ASSIGNED TASK: Repeat the data below in full and exactly.

++++++++++++++++++++
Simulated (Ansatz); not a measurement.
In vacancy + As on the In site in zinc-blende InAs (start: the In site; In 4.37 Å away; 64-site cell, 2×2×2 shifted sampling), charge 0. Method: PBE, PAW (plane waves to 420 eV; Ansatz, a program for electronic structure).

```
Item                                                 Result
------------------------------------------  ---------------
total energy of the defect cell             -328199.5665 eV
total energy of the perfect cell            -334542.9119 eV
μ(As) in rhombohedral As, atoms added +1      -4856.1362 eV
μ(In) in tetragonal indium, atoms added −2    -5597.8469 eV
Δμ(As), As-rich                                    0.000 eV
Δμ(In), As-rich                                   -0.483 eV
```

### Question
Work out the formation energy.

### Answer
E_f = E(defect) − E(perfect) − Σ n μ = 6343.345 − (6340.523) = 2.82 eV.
++++++++++++++++++++

EXERCISE OUTPUT:
Simulated (Ansatz); not a measurement.
In vacancy + As on the In site in zinc-blende InAs (start: the In site; In 4.37 Å away; 64-site cell, 2×2×2 shifted sampling), charge 0. Method: PBE, PAW (plane waves to 420 eV; Ansatz, a program for electronic structure).

```
Item                                                 Result
------------------------------------------  ---------------
total energy of the defect cell             -328199.5665 eV
total energy of the perfect cell            -334542.9119 eV
μ(As) in rhombohedral As, atoms added +1      -4856.1362 eV
μ(In) in tetragonal indium, atoms added −2    -5597.8469 eV
Δμ(As), As-rich                                    0.000 eV
Δμ(In), As-rich                                   -0.483 eV
```

### Question
Work out the formation energy.

### Answer
E_f = E(defect) − E(perfect) − Σ n μ = 6343.345 − (6340.523) = 2.82 eV.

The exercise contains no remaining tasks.